BEGIN Extracted material
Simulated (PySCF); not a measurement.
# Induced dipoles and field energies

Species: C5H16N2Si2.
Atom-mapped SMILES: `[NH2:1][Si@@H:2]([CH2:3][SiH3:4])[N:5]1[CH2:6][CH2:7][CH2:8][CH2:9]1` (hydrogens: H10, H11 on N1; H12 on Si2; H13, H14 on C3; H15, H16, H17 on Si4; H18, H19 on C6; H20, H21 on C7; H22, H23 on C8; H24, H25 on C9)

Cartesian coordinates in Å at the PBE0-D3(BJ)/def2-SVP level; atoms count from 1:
END Extracted material

**Brief:** Each line from the first line of the entries up to and including the line containing "H24, H25 on C9)" should be transcribed exactly, with all other lines left out.

**Response area:**
Simulated (PySCF); not a measurement.
# Induced dipoles and field energies

Species: C5H16N2Si2.
Atom-mapped SMILES: `[NH2:1][Si@@H:2]([CH2:3][SiH3:4])[N:5]1[CH2:6][CH2:7][CH2:8][CH2:9]1` (hydrogens: H10, H11 on N1; H12 on Si2; H13, H14 on C3; H15, H16, H17 on Si4; H18, H19 on C6; H20, H21 on C7; H22, H23 on C8; H24, H25 on C9)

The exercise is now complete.